SOURCE DATA>
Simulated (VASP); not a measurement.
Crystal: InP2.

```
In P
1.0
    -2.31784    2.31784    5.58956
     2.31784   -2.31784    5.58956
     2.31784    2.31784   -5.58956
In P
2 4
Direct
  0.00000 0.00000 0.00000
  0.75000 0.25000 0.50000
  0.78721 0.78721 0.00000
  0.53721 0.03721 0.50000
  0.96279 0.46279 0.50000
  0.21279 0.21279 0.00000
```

ACTIVITY> Please return all of the records exactly as they appear.

EXERCISE ANSWER>
Simulated (VASP); not a measurement.
Crystal: InP2.

```
In P
1.0
    -2.31784    2.31784    5.58956
     2.31784   -2.31784    5.58956
     2.31784    2.31784   -5.58956
In P
2 4
Direct
  0.00000 0.00000 0.00000
  0.75000 0.25000 0.50000
  0.78721 0.78721 0.00000
  0.53721 0.03721 0.50000
  0.96279 0.46279 0.50000
  0.21279 0.21279 0.00000
```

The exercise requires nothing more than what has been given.